• **ASSIGNMENT**: All lines from the opening of the data to the line containing "Wanted: the infrared" must be returned unchanged, and only those lines.

• **ENTRIES SUPPLIED**:
****************************************

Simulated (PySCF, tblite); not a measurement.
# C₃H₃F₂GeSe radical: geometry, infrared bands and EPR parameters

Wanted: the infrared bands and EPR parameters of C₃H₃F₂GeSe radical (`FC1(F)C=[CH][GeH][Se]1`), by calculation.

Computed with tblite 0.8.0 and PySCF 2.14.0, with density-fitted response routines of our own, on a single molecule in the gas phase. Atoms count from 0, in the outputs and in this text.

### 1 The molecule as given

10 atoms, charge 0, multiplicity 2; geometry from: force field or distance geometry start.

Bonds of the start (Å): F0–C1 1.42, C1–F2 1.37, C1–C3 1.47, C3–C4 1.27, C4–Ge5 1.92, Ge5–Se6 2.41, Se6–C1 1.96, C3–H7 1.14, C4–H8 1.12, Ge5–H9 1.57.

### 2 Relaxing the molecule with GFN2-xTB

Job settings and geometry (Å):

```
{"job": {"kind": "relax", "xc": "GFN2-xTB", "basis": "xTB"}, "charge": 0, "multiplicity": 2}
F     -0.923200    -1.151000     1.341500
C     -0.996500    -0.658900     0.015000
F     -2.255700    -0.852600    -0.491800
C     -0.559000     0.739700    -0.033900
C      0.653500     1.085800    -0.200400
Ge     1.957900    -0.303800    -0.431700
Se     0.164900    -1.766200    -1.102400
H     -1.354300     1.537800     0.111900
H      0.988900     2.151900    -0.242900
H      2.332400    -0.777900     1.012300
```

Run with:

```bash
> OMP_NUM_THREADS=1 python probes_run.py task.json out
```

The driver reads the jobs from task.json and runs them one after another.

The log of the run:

****************************************

• **TASK RESULT**:
Simulated (PySCF, tblite); not a measurement.
# C₃H₃F₂GeSe radical: geometry, infrared bands and EPR parameters

Wanted: the infrared bands and EPR parameters of C₃H₃F₂GeSe radical (`FC1(F)C=[CH][GeH][Se]1`), by calculation.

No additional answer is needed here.